WORK INSTRUCTION: Each entry in the block below needs to be copied out exactly.

DATASET EXCERPTS:
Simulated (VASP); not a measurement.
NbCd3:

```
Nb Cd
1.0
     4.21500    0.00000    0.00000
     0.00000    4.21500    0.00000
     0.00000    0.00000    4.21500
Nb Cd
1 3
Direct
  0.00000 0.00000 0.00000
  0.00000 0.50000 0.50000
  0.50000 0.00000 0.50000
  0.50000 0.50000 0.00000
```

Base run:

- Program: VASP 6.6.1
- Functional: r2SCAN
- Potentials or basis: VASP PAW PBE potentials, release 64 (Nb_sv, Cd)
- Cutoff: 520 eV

EXERCISE RESPONSE:
Simulated (VASP); not a measurement.
NbCd3:

```
Nb Cd
1.0
     4.21500    0.00000    0.00000
     0.00000    4.21500    0.00000
     0.00000    0.00000    4.21500
Nb Cd
1 3
Direct
  0.00000 0.00000 0.00000
  0.00000 0.50000 0.50000
  0.50000 0.00000 0.50000
  0.50000 0.50000 0.00000
```

Base run:

- Program: VASP 6.6.1
- Functional: r2SCAN
- Potentials or basis: VASP PAW PBE potentials, release 64 (Nb_sv, Cd)
- Cutoff: 520 eV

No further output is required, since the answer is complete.